Study material section start
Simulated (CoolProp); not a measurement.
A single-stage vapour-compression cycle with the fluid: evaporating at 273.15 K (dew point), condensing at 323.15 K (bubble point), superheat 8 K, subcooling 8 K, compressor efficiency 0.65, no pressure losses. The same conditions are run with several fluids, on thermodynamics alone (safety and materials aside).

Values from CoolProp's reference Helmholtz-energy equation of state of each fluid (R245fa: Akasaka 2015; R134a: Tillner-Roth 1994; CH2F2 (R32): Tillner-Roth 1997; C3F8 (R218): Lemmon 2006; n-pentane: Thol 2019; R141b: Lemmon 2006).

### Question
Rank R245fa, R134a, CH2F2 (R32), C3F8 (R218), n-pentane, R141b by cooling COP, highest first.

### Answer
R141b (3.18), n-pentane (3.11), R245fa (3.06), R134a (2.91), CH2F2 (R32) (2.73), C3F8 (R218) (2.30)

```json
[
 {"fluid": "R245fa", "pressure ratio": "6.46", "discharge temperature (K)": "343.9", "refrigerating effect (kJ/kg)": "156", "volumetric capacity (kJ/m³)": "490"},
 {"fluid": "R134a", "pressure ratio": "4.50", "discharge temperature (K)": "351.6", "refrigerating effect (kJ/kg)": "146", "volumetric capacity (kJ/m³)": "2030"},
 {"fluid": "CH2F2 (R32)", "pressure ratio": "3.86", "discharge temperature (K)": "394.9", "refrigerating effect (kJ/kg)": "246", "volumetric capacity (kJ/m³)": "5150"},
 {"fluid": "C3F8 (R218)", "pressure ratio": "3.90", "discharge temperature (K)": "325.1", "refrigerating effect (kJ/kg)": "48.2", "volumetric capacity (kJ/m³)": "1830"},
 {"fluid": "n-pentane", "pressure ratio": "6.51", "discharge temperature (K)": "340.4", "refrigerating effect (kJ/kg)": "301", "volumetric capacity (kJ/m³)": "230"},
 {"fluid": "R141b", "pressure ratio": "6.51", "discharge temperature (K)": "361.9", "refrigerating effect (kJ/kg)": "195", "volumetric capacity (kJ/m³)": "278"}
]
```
Study material section end

Activity — Copy out the listing above, line by line and exactly, from its first line to the line holding "A single-stage vapour-compression", inclusive.

Result —
Simulated (CoolProp); not a measurement.
A single-stage vapour-compression cycle with the fluid: evaporating at 273.15 K (dew point), condensing at 323.15 K (bubble point), superheat 8 K, subcooling 8 K, compressor efficiency 0.65, no pressure losses. The same conditions are run with several fluids, on thermodynamics alone (safety and materials aside).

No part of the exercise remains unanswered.